Work task:
Only one stretch of the records below is wanted: the lines from the one holding "Cutoffs, loose and" through the one holding "B. local potential". Return it exactly, both ends included.

Source material:
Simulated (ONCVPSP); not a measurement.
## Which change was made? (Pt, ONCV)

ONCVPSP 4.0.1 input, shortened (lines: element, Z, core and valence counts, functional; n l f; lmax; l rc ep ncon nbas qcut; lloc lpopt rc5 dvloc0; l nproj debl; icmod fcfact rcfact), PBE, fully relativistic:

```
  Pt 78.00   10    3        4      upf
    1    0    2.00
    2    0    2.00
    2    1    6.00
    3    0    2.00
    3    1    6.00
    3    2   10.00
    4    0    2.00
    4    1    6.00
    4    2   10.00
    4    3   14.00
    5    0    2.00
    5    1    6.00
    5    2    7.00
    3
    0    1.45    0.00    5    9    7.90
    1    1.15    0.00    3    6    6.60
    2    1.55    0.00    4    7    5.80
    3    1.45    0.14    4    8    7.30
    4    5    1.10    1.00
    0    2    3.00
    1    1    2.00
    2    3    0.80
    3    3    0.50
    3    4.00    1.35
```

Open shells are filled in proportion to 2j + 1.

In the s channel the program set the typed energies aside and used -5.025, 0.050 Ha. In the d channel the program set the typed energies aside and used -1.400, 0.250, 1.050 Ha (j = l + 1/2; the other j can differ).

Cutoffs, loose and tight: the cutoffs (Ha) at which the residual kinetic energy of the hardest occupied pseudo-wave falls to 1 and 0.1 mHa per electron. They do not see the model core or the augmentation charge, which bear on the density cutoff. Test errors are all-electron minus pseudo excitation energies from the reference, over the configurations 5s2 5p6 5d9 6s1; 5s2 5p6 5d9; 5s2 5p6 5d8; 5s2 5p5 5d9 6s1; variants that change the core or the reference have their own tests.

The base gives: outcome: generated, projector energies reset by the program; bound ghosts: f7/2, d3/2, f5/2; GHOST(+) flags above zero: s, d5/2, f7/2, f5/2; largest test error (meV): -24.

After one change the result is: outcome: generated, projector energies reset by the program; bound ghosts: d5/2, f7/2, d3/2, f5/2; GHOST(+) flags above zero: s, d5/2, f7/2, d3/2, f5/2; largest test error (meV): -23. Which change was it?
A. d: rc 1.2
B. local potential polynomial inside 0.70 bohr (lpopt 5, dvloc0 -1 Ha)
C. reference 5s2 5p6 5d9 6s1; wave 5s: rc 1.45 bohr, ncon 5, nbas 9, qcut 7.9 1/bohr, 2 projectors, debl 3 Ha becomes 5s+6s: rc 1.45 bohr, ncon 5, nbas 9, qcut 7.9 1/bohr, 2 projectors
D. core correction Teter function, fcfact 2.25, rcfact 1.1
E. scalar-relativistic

Task output:
Cutoffs, loose and tight: the cutoffs (Ha) at which the residual kinetic energy of the hardest occupied pseudo-wave falls to 1 and 0.1 mHa per electron. They do not see the model core or the augmentation charge, which bear on the density cutoff. Test errors are all-electron minus pseudo excitation energies from the reference, over the configurations 5s2 5p6 5d9 6s1; 5s2 5p6 5d9; 5s2 5p6 5d8; 5s2 5p5 5d9 6s1; variants that change the core or the reference have their own tests.

The base gives: outcome: generated, projector energies reset by the program; bound ghosts: f7/2, d3/2, f5/2; GHOST(+) flags above zero: s, d5/2, f7/2, f5/2; largest test error (meV): -24.

After one change the result is: outcome: generated, projector energies reset by the program; bound ghosts: d5/2, f7/2, d3/2, f5/2; GHOST(+) flags above zero: s, d5/2, f7/2, d3/2, f5/2; largest test error (meV): -23. Which change was it?
A. d: rc 1.2
B. local potential polynomial inside 0.70 bohr (lpopt 5, dvloc0 -1 Ha)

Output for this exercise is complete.